(STORED DATA begins)

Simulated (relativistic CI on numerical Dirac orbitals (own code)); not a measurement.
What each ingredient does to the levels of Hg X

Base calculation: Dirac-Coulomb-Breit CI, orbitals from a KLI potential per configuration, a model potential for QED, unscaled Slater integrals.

(STORED DATA ends)

● **WORK ITEM**: Copy the lines from the start of the data verbatim, stopping after the line containing "What each ingredient".

● **WRITTEN SOLUTION**:
Simulated (relativistic CI on numerical Dirac orbitals (own code)); not a measurement.
What each ingredient does to the levels of Hg X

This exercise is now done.